• _WORK ORDER_:
Retype the records below from their first line through the line containing "NBANDS = 20 |", and include nothing else.

• _SOURCE INFORMATION_:
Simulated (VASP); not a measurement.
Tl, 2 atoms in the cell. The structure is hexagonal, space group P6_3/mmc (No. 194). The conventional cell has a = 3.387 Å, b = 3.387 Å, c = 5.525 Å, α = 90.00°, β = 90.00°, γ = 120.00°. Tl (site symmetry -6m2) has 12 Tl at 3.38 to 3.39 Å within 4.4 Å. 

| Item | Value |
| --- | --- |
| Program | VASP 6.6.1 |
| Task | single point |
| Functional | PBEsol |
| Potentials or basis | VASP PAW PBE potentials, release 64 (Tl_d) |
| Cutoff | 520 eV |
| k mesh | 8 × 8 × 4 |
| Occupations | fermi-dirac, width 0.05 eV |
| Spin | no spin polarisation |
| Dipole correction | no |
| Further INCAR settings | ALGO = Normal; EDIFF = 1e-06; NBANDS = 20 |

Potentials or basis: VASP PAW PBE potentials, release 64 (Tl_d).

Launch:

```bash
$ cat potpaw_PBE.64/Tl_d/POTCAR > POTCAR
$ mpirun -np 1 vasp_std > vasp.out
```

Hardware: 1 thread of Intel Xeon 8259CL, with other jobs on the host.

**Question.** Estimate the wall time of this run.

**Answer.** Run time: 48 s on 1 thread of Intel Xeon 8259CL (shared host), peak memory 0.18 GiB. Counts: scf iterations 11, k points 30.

• _ANSWER BOX_:
Simulated (VASP); not a measurement.
Tl, 2 atoms in the cell. The structure is hexagonal, space group P6_3/mmc (No. 194). The conventional cell has a = 3.387 Å, b = 3.387 Å, c = 5.525 Å, α = 90.00°, β = 90.00°, γ = 120.00°. Tl (site symmetry -6m2) has 12 Tl at 3.38 to 3.39 Å within 4.4 Å. 

| Item | Value |
| --- | --- |
| Program | VASP 6.6.1 |
| Task | single point |
| Functional | PBEsol |
| Potentials or basis | VASP PAW PBE potentials, release 64 (Tl_d) |
| Cutoff | 520 eV |
| k mesh | 8 × 8 × 4 |
| Occupations | fermi-dirac, width 0.05 eV |
| Spin | no spin polarisation |
| Dipole correction | no |
| Further INCAR settings | ALGO = Normal; EDIFF = 1e-06; NBANDS = 20 |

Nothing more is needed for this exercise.